%%
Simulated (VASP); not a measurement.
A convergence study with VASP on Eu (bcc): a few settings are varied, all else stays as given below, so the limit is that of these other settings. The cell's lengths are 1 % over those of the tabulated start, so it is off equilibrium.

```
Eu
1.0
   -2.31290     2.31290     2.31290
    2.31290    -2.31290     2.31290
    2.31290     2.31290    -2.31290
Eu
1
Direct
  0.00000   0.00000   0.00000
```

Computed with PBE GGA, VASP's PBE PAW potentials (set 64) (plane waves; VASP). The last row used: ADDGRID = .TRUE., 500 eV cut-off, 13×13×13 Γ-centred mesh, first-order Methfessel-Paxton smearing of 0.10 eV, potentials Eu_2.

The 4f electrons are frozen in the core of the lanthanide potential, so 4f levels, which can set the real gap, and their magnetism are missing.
%%

A faithful copy of all the material is the required answer.

Simulated (VASP); not a measurement.
A convergence study with VASP on Eu (bcc): a few settings are varied, all else stays as given below, so the limit is that of these other settings. The cell's lengths are 1 % over those of the tabulated start, so it is off equilibrium.

```
Eu
1.0
   -2.31290     2.31290     2.31290
    2.31290    -2.31290     2.31290
    2.31290     2.31290    -2.31290
Eu
1
Direct
  0.00000   0.00000   0.00000
```

Computed with PBE GGA, VASP's PBE PAW potentials (set 64) (plane waves; VASP). The last row used: ADDGRID = .TRUE., 500 eV cut-off, 13×13×13 Γ-centred mesh, first-order Methfessel-Paxton smearing of 0.10 eV, potentials Eu_2.

The 4f electrons are frozen in the core of the lanthanide potential, so 4f levels, which can set the real gap, and their magnetism are missing.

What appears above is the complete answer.